○ ○ ○ ○ ○
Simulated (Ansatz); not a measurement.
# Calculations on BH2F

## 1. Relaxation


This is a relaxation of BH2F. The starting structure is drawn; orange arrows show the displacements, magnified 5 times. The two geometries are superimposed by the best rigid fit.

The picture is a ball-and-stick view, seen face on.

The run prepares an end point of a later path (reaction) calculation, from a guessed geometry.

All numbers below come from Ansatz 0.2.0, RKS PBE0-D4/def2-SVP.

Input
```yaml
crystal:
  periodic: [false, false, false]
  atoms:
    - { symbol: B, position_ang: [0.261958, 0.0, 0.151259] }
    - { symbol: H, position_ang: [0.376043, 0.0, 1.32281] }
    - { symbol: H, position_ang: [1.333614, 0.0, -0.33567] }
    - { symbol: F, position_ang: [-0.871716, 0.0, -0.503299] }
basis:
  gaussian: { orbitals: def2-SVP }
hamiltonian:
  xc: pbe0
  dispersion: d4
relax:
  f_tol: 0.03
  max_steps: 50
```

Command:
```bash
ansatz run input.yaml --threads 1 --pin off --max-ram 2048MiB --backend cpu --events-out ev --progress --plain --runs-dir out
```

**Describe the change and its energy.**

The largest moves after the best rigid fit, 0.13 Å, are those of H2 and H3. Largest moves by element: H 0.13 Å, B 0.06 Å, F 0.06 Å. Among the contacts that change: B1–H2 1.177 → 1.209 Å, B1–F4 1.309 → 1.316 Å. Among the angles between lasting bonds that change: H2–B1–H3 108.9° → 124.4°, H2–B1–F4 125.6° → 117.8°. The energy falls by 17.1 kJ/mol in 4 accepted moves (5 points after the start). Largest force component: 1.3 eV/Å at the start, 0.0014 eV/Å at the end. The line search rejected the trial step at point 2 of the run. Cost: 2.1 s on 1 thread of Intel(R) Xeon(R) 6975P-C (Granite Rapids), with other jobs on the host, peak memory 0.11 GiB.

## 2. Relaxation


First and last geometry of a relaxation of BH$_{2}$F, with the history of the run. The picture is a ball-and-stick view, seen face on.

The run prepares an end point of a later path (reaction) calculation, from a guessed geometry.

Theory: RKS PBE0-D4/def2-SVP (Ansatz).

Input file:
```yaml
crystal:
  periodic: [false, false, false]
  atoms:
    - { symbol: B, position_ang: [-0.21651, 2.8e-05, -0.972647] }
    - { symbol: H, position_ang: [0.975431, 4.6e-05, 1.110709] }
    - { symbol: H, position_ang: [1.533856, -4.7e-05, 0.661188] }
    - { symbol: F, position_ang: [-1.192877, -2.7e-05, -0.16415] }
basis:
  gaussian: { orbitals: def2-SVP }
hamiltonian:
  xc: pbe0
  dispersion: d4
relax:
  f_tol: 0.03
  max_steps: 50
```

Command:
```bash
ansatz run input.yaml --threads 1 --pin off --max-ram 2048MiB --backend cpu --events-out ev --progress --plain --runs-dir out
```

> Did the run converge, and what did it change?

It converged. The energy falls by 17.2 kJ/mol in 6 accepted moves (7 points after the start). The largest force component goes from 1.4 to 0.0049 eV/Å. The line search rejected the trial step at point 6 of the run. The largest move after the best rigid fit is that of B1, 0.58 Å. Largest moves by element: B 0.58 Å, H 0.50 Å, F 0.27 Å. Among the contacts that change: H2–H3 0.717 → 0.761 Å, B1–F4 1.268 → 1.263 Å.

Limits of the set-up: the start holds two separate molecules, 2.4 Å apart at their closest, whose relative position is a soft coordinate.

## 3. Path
○ ○ ○ ○ ○

§ **Assigned task**: Reproduce, character for character, only the lines of the preceding data that start at the line with "did it change?" and end at the line with "Limits of the", both included.

§ **Reply**:
> Did the run converge, and what did it change?

It converged. The energy falls by 17.2 kJ/mol in 6 accepted moves (7 points after the start). The largest force component goes from 1.4 to 0.0049 eV/Å. The line search rejected the trial step at point 6 of the run. The largest move after the best rigid fit is that of B1, 0.58 Å. Largest moves by element: B 0.58 Å, H 0.50 Å, F 0.27 Å. Among the contacts that change: H2–H3 0.717 → 0.761 Å, B1–F4 1.268 → 1.263 Å.

Limits of the set-up: the start holds two separate molecules, 2.4 Å apart at their closest, whose relative position is a soft coordinate.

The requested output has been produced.